# Work task:
Would you return, word for word, the lines of the data below from the line with "pressure (GPa) |" through the line with "none | 0.1 |", and no others?

───

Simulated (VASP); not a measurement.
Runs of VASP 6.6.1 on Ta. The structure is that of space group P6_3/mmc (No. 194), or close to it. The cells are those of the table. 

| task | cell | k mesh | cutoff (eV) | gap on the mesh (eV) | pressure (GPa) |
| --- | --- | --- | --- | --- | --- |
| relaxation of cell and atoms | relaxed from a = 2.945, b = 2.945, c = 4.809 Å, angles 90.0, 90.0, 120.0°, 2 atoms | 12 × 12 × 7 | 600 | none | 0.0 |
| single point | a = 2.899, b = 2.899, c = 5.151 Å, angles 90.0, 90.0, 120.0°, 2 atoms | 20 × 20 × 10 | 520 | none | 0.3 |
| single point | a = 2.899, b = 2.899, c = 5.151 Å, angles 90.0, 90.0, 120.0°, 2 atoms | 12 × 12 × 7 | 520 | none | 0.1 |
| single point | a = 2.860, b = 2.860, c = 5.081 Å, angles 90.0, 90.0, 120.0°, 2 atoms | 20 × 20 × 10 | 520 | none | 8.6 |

───

# Exercise response:
| task | cell | k mesh | cutoff (eV) | gap on the mesh (eV) | pressure (GPa) |
| --- | --- | --- | --- | --- | --- |
| relaxation of cell and atoms | relaxed from a = 2.945, b = 2.945, c = 4.809 Å, angles 90.0, 90.0, 120.0°, 2 atoms | 12 × 12 × 7 | 600 | none | 0.0 |
| single point | a = 2.899, b = 2.899, c = 5.151 Å, angles 90.0, 90.0, 120.0°, 2 atoms | 20 × 20 × 10 | 520 | none | 0.3 |
| single point | a = 2.899, b = 2.899, c = 5.151 Å, angles 90.0, 90.0, 120.0°, 2 atoms | 12 × 12 × 7 | 520 | none | 0.1 |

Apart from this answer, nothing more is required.